----------
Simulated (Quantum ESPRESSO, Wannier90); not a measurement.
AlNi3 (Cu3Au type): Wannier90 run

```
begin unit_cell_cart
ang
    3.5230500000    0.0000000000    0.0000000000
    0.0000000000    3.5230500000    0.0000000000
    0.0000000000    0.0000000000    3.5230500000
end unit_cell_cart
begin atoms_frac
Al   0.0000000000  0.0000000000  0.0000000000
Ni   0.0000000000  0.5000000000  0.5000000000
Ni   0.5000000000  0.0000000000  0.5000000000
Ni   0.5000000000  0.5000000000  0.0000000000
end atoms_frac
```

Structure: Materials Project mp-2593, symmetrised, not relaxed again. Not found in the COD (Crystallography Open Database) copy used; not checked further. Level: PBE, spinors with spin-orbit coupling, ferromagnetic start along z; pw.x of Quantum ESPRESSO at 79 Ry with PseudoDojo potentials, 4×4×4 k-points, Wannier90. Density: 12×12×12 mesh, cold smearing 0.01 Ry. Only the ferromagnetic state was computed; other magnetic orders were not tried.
----------

### REQUIREMENT
When you answer, set down the entries above precisely as they read.

### PROBLEM SOLUTION
Simulated (Quantum ESPRESSO, Wannier90); not a measurement.
AlNi3 (Cu3Au type): Wannier90 run

```
begin unit_cell_cart
ang
    3.5230500000    0.0000000000    0.0000000000
    0.0000000000    3.5230500000    0.0000000000
    0.0000000000    0.0000000000    3.5230500000
end unit_cell_cart
begin atoms_frac
Al   0.0000000000  0.0000000000  0.0000000000
Ni   0.0000000000  0.5000000000  0.5000000000
Ni   0.5000000000  0.0000000000  0.5000000000
Ni   0.5000000000  0.5000000000  0.0000000000
end atoms_frac
```

Structure: Materials Project mp-2593, symmetrised, not relaxed again. Not found in the COD (Crystallography Open Database) copy used; not checked further. Level: PBE, spinors with spin-orbit coupling, ferromagnetic start along z; pw.x of Quantum ESPRESSO at 79 Ry with PseudoDojo potentials, 4×4×4 k-points, Wannier90. Density: 12×12×12 mesh, cold smearing 0.01 Ry. Only the ferromagnetic state was computed; other magnetic orders were not tried.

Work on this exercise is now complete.